• INFORMATION:
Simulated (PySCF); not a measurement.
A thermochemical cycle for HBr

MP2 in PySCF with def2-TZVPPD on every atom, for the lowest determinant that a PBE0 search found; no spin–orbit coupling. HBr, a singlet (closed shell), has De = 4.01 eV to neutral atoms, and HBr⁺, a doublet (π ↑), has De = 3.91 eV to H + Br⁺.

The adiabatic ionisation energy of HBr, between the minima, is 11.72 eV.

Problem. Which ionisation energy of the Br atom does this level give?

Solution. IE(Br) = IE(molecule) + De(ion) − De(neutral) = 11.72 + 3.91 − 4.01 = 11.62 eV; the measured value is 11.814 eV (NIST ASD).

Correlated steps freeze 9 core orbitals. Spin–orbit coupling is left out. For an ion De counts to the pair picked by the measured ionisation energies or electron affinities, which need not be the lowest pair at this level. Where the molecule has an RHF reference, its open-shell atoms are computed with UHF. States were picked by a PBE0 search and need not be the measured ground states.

• WORK TASK: Repeat each line of the data above, exactly as it appears, from the first through the line that contains "A thermochemical cycle for HBr".

• RESULT:
Simulated (PySCF); not a measurement.
A thermochemical cycle for HBr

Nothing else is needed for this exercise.